PROVIDED MATERIAL:
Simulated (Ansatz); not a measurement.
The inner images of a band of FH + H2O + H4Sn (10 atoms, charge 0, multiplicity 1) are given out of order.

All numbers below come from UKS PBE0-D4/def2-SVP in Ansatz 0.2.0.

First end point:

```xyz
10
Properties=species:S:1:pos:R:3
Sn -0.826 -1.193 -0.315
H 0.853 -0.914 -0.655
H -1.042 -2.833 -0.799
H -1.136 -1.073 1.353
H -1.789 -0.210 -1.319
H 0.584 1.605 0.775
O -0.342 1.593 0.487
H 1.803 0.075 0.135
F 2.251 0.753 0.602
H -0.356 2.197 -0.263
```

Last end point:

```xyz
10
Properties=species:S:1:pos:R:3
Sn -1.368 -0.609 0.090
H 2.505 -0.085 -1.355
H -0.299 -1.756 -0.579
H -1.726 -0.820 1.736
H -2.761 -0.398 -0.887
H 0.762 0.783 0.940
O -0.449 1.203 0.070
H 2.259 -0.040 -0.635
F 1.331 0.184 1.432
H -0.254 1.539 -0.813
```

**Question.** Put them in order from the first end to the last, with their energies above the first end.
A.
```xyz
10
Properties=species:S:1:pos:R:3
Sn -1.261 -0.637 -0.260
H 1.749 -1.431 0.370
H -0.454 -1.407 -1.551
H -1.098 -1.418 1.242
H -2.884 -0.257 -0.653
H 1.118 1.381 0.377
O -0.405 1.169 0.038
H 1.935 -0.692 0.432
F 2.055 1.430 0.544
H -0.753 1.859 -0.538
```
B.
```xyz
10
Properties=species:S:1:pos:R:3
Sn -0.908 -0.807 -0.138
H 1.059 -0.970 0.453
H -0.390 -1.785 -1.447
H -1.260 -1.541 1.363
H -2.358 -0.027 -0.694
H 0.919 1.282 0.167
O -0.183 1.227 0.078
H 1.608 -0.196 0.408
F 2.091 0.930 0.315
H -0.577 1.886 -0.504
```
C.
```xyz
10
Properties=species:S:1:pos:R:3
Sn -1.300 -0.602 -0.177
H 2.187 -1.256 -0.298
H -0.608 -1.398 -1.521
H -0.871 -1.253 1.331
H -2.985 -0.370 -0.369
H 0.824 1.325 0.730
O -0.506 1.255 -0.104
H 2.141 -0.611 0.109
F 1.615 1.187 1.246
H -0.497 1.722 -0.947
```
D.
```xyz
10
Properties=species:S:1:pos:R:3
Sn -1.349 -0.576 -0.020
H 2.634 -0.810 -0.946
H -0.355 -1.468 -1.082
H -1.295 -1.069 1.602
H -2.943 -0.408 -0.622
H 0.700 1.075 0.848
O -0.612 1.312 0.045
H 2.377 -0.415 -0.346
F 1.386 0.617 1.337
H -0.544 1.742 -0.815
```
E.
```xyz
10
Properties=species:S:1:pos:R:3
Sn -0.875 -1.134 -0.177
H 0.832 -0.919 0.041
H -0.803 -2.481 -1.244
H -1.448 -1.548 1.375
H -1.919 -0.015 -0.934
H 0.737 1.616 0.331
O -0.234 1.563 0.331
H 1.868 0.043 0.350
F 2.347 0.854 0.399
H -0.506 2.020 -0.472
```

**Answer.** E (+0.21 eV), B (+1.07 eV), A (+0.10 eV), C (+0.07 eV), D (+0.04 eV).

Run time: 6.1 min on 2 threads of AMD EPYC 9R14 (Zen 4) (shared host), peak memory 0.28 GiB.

REQUIREMENT: Copy, please, every line from the start of the entries down to the line that holds "D (+0.04 eV).", with both of those lines included and no others.

EXERCISE SOLUTION:
Simulated (Ansatz); not a measurement.
The inner images of a band of FH + H2O + H4Sn (10 atoms, charge 0, multiplicity 1) are given out of order.

All numbers below come from UKS PBE0-D4/def2-SVP in Ansatz 0.2.0.

First end point:

```xyz
10
Properties=species:S:1:pos:R:3
Sn -0.826 -1.193 -0.315
H 0.853 -0.914 -0.655
H -1.042 -2.833 -0.799
H -1.136 -1.073 1.353
H -1.789 -0.210 -1.319
H 0.584 1.605 0.775
O -0.342 1.593 0.487
H 1.803 0.075 0.135
F 2.251 0.753 0.602
H -0.356 2.197 -0.263
```

Last end point:

```xyz
10
Properties=species:S:1:pos:R:3
Sn -1.368 -0.609 0.090
H 2.505 -0.085 -1.355
H -0.299 -1.756 -0.579
H -1.726 -0.820 1.736
H -2.761 -0.398 -0.887
H 0.762 0.783 0.940
O -0.449 1.203 0.070
H 2.259 -0.040 -0.635
F 1.331 0.184 1.432
H -0.254 1.539 -0.813
```

**Question.** Put them in order from the first end to the last, with their energies above the first end.
A.
```xyz
10
Properties=species:S:1:pos:R:3
Sn -1.261 -0.637 -0.260
H 1.749 -1.431 0.370
H -0.454 -1.407 -1.551
H -1.098 -1.418 1.242
H -2.884 -0.257 -0.653
H 1.118 1.381 0.377
O -0.405 1.169 0.038
H 1.935 -0.692 0.432
F 2.055 1.430 0.544
H -0.753 1.859 -0.538
```
B.
```xyz
10
Properties=species:S:1:pos:R:3
Sn -0.908 -0.807 -0.138
H 1.059 -0.970 0.453
H -0.390 -1.785 -1.447
H -1.260 -1.541 1.363
H -2.358 -0.027 -0.694
H 0.919 1.282 0.167
O -0.183 1.227 0.078
H 1.608 -0.196 0.408
F 2.091 0.930 0.315
H -0.577 1.886 -0.504
```
C.
```xyz
10
Properties=species:S:1:pos:R:3
Sn -1.300 -0.602 -0.177
H 2.187 -1.256 -0.298
H -0.608 -1.398 -1.521
H -0.871 -1.253 1.331
H -2.985 -0.370 -0.369
H 0.824 1.325 0.730
O -0.506 1.255 -0.104
H 2.141 -0.611 0.109
F 1.615 1.187 1.246
H -0.497 1.722 -0.947
```
D.
```xyz
10
Properties=species:S:1:pos:R:3
Sn -1.349 -0.576 -0.020
H 2.634 -0.810 -0.946
H -0.355 -1.468 -1.082
H -1.295 -1.069 1.602
H -2.943 -0.408 -0.622
H 0.700 1.075 0.848
O -0.612 1.312 0.045
H 2.377 -0.415 -0.346
F 1.386 0.617 1.337
H -0.544 1.742 -0.815
```
E.
```xyz
10
Properties=species:S:1:pos:R:3
Sn -0.875 -1.134 -0.177
H 0.832 -0.919 0.041
H -0.803 -2.481 -1.244
H -1.448 -1.548 1.375
H -1.919 -0.015 -0.934
H 0.737 1.616 0.331
O -0.234 1.563 0.331
H 1.868 0.043 0.350
F 2.347 0.854 0.399
H -0.506 2.020 -0.472
```

**Answer.** E (+0.21 eV), B (+1.07 eV), A (+0.10 eV), C (+0.07 eV), D (+0.04 eV).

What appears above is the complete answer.